• [EXERCISE]
Every line of the records below should be restated exactly.

═══

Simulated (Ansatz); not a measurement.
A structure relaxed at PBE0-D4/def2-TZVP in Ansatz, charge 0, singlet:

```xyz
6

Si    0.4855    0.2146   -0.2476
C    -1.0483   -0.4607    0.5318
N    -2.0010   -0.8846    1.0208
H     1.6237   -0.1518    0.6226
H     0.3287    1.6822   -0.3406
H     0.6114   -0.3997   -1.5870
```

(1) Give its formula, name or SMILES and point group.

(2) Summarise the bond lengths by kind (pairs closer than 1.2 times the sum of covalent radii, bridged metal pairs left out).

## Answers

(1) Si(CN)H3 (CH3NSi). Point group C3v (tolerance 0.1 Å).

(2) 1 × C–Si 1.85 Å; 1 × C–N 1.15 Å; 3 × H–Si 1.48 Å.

═══

• [TASK SOLUTION]
Simulated (Ansatz); not a measurement.
A structure relaxed at PBE0-D4/def2-TZVP in Ansatz, charge 0, singlet:

```xyz
6

Si    0.4855    0.2146   -0.2476
C    -1.0483   -0.4607    0.5318
N    -2.0010   -0.8846    1.0208
H     1.6237   -0.1518    0.6226
H     0.3287    1.6822   -0.3406
H     0.6114   -0.3997   -1.5870
```

(1) Give its formula, name or SMILES and point group.

(2) Summarise the bond lengths by kind (pairs closer than 1.2 times the sum of covalent radii, bridged metal pairs left out).

## Answers

(1) Si(CN)H3 (CH3NSi). Point group C3v (tolerance 0.1 Å).

(2) 1 × C–Si 1.85 Å; 1 × C–N 1.15 Å; 3 × H–Si 1.48 Å.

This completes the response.